Exercise:
In the data below, one line contains "The lower band is" and a later one contains "## First round of decimation". Print both, with every line between them, exactly and alone.

══════════════════════════════

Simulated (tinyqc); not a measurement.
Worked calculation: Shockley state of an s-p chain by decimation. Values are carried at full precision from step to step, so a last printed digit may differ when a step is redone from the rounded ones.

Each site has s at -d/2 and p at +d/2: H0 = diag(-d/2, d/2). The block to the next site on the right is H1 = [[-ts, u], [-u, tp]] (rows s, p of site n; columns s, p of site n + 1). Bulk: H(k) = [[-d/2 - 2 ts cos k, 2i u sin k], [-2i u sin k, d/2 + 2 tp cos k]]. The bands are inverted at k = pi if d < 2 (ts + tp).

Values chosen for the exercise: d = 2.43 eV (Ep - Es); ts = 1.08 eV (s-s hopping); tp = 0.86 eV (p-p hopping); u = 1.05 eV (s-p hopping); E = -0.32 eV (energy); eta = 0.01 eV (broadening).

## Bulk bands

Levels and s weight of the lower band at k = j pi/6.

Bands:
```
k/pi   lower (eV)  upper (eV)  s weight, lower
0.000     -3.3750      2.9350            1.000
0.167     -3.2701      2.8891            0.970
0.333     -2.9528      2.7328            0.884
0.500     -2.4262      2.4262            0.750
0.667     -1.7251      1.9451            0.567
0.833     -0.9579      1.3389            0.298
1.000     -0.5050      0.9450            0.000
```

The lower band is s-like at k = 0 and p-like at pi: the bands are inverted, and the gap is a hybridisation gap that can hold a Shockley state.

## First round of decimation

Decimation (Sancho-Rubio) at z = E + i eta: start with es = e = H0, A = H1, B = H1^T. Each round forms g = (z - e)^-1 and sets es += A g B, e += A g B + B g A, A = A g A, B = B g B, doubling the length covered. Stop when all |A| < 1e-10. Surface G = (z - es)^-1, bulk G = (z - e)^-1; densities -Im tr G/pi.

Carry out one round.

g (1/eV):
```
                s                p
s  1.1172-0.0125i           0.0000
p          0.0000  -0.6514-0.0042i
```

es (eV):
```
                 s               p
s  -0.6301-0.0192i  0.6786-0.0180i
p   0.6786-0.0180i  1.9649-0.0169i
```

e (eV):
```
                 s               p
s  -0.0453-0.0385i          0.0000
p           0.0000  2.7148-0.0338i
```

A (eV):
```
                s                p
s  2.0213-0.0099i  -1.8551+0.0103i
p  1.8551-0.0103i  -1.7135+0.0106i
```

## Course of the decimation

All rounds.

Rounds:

══════════════════════════════

Solution:
The lower band is s-like at k = 0 and p-like at pi: the bands are inverted, and the gap is a hybridisation gap that can hold a Shockley state.

## First round of decimation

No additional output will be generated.